## [ACTIVITY]
Print every record exactly.

## [DATASET]
▼

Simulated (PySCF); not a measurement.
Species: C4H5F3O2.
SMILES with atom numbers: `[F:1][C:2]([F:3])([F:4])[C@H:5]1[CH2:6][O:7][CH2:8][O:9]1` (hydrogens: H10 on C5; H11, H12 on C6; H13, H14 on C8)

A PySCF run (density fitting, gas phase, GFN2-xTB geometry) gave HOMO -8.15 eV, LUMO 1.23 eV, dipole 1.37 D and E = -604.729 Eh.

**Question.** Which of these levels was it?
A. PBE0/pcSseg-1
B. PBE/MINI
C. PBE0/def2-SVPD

▲

## [EXERCISE ANSWER]
Simulated (PySCF); not a measurement.
Species: C4H5F3O2.
SMILES with atom numbers: `[F:1][C:2]([F:3])([F:4])[C@H:5]1[CH2:6][O:7][CH2:8][O:9]1` (hydrogens: H10 on C5; H11, H12 on C6; H13, H14 on C8)

A PySCF run (density fitting, gas phase, GFN2-xTB geometry) gave HOMO -8.15 eV, LUMO 1.23 eV, dipole 1.37 D and E = -604.729 Eh.

**Question.** Which of these levels was it?
A. PBE0/pcSseg-1
B. PBE/MINI
C. PBE0/def2-SVPD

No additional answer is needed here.